Reproduce exactly, from the data that follows, the line with "volume (Å³/atom) |", the line with "Relaxed volume 14.66 Å³/atom.", and every line that lies between them.

▶
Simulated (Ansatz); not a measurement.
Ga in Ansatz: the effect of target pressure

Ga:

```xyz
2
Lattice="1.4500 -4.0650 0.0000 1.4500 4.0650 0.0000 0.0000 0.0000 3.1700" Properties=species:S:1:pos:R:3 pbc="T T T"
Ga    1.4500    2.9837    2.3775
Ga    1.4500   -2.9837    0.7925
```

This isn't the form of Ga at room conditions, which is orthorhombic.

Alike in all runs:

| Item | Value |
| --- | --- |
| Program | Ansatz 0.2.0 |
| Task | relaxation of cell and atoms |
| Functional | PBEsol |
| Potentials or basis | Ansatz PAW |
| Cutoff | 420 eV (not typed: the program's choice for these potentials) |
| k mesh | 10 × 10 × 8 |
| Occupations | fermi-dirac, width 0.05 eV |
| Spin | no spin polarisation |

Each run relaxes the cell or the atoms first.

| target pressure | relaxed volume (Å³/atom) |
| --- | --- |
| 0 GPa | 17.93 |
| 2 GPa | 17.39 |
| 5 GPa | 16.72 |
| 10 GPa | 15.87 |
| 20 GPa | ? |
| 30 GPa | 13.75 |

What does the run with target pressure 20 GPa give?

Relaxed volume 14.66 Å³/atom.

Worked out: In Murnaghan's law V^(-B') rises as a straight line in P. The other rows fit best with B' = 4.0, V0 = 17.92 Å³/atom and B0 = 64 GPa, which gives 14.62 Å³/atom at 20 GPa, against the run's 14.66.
◀

- [Result]
| target pressure | relaxed volume (Å³/atom) |
| --- | --- |
| 0 GPa | 17.93 |
| 2 GPa | 17.39 |
| 5 GPa | 16.72 |
| 10 GPa | 15.87 |
| 20 GPa | ? |
| 30 GPa | 13.75 |

What does the run with target pressure 20 GPa give?

Relaxed volume 14.66 Å³/atom.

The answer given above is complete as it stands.